## Required action
Repeat exactly what appears from the opening line of the listing to the line with "The numbers come", inclusive.

........

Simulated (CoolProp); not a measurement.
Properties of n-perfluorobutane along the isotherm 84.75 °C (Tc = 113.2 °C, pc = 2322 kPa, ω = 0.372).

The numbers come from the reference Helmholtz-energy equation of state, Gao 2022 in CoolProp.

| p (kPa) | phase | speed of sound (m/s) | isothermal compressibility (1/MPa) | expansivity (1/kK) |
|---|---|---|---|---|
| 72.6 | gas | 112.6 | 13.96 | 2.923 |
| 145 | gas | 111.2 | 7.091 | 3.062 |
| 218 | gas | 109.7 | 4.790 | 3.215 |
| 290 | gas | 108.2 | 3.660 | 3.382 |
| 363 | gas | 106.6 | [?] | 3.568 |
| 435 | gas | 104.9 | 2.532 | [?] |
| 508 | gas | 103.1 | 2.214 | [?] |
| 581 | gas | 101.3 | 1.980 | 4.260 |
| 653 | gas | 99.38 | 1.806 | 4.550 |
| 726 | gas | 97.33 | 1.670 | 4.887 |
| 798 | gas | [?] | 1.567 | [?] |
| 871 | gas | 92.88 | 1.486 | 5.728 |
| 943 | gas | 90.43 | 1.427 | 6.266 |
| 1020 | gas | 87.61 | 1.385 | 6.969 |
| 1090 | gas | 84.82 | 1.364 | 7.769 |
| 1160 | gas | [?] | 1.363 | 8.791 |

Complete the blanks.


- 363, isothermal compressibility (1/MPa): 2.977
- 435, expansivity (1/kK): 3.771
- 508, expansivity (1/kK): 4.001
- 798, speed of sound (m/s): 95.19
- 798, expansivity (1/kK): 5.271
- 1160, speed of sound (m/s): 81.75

........

## Task solution
Simulated (CoolProp); not a measurement.
Properties of n-perfluorobutane along the isotherm 84.75 °C (Tc = 113.2 °C, pc = 2322 kPa, ω = 0.372).

The numbers come from the reference Helmholtz-energy equation of state, Gao 2022 in CoolProp.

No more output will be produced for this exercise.